Assignment:
Nothing but the lines from the top of the following entries through the line with "Results of the" should be printed, exactly as they are.

Listed entries:
╔══

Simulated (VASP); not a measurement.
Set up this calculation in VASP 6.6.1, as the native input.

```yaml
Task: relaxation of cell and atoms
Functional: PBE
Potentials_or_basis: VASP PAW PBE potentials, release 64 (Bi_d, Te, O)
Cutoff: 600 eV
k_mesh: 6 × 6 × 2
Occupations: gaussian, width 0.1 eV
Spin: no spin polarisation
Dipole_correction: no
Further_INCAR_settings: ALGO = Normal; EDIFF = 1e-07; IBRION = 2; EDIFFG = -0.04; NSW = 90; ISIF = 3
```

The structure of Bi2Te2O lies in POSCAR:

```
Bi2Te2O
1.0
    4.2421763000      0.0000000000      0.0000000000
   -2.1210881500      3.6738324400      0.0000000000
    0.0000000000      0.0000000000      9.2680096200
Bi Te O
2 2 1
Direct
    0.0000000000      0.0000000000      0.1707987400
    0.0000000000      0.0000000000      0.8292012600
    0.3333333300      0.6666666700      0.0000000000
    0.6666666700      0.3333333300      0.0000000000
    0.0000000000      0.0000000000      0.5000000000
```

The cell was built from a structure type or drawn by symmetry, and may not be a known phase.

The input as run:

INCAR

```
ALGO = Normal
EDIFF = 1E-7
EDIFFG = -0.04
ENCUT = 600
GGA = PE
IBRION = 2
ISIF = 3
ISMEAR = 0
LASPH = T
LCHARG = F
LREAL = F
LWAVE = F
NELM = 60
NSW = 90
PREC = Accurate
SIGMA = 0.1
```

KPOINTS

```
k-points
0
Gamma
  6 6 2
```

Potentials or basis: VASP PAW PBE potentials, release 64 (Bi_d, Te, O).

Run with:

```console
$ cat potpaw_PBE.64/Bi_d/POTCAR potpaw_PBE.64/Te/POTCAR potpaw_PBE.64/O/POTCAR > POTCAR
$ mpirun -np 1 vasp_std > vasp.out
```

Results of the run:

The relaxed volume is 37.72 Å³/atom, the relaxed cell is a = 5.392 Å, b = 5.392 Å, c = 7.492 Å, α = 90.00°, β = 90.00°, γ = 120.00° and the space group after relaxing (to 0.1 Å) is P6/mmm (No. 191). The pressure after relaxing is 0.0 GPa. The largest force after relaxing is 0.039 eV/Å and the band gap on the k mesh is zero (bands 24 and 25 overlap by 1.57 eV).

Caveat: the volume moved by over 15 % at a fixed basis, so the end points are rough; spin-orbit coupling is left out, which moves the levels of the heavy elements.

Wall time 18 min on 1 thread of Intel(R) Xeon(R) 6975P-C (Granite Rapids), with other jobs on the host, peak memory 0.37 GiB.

╚══

Response:
Simulated (VASP); not a measurement.
Set up this calculation in VASP 6.6.1, as the native input.

```yaml
Task: relaxation of cell and atoms
Functional: PBE
Potentials_or_basis: VASP PAW PBE potentials, release 64 (Bi_d, Te, O)
Cutoff: 600 eV
k_mesh: 6 × 6 × 2
Occupations: gaussian, width 0.1 eV
Spin: no spin polarisation
Dipole_correction: no
Further_INCAR_settings: ALGO = Normal; EDIFF = 1e-07; IBRION = 2; EDIFFG = -0.04; NSW = 90; ISIF = 3
```

The structure of Bi2Te2O lies in POSCAR:

```
Bi2Te2O
1.0
    4.2421763000      0.0000000000      0.0000000000
   -2.1210881500      3.6738324400      0.0000000000
    0.0000000000      0.0000000000      9.2680096200
Bi Te O
2 2 1
Direct
    0.0000000000      0.0000000000      0.1707987400
    0.0000000000      0.0000000000      0.8292012600
    0.3333333300      0.6666666700      0.0000000000
    0.6666666700      0.3333333300      0.0000000000
    0.0000000000      0.0000000000      0.5000000000
```

The cell was built from a structure type or drawn by symmetry, and may not be a known phase.

The input as run:

INCAR

```
ALGO = Normal
EDIFF = 1E-7
EDIFFG = -0.04
ENCUT = 600
GGA = PE
IBRION = 2
ISIF = 3
ISMEAR = 0
LASPH = T
LCHARG = F
LREAL = F
LWAVE = F
NELM = 60
NSW = 90
PREC = Accurate
SIGMA = 0.1
```

KPOINTS

```
k-points
0
Gamma
  6 6 2
```

Potentials or basis: VASP PAW PBE potentials, release 64 (Bi_d, Te, O).

Run with:

```console
$ cat potpaw_PBE.64/Bi_d/POTCAR potpaw_PBE.64/Te/POTCAR potpaw_PBE.64/O/POTCAR > POTCAR
$ mpirun -np 1 vasp_std > vasp.out
```

Results of the run:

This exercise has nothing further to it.